## Work task
Write out the data below exactly, beginning with the first line and ending once the line that has "row: Sc to Zn**" is written.

## Given data
▼

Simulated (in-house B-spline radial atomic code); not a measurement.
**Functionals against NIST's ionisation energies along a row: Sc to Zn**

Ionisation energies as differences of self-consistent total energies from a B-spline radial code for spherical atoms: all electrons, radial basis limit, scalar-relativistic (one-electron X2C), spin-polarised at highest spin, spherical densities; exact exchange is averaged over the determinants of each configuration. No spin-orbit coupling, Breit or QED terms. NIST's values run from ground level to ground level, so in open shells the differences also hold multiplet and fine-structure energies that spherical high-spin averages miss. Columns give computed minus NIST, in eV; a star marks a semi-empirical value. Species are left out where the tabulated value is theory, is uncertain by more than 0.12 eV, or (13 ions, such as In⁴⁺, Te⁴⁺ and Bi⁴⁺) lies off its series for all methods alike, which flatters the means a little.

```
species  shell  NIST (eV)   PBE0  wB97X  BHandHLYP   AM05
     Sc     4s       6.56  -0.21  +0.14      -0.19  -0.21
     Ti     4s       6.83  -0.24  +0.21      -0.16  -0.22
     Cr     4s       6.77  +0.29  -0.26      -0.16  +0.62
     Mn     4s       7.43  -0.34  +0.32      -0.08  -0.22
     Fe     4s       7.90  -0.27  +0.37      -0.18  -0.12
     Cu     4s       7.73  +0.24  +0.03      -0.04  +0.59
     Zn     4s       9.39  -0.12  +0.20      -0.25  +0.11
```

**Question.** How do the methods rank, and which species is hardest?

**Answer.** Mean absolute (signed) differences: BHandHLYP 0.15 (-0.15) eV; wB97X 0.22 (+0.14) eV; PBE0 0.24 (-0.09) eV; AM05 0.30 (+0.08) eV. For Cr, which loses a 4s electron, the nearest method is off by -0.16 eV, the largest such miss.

▲

## Problem solution
Simulated (in-house B-spline radial atomic code); not a measurement.
**Functionals against NIST's ionisation energies along a row: Sc to Zn**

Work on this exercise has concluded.